#### PROVIDED MATERIAL

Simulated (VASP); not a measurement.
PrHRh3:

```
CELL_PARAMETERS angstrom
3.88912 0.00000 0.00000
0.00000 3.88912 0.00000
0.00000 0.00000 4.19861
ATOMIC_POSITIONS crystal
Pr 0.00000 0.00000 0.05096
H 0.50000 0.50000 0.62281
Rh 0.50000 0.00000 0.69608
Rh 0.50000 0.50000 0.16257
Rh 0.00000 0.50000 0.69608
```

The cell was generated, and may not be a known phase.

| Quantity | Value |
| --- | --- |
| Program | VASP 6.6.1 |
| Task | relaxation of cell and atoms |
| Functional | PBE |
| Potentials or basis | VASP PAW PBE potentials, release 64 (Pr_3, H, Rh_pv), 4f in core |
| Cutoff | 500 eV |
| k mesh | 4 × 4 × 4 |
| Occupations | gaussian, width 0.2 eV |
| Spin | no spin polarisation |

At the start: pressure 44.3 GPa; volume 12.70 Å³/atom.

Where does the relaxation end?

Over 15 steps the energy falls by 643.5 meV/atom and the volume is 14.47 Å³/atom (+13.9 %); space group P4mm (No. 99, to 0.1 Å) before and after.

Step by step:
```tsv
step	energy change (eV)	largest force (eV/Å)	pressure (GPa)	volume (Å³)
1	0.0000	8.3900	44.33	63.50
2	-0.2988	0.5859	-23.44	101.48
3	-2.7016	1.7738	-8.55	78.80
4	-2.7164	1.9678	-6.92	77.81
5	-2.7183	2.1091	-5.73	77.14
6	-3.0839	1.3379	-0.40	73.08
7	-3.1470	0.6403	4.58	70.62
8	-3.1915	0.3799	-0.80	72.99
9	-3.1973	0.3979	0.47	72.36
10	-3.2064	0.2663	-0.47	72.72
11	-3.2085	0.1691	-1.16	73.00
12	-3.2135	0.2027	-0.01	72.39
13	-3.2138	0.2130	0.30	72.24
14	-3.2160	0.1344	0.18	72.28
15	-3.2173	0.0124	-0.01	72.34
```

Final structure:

########

### WORK ITEM
When you answer, output each line of the data exactly as given, from its first line up to and including the one with "Functional | PBE |".

### RESPONSE BOX
Simulated (VASP); not a measurement.
PrHRh3:

```
CELL_PARAMETERS angstrom
3.88912 0.00000 0.00000
0.00000 3.88912 0.00000
0.00000 0.00000 4.19861
ATOMIC_POSITIONS crystal
Pr 0.00000 0.00000 0.05096
H 0.50000 0.50000 0.62281
Rh 0.50000 0.00000 0.69608
Rh 0.50000 0.50000 0.16257
Rh 0.00000 0.50000 0.69608
```

The cell was generated, and may not be a known phase.

| Quantity | Value |
| --- | --- |
| Program | VASP 6.6.1 |
| Task | relaxation of cell and atoms |
| Functional | PBE |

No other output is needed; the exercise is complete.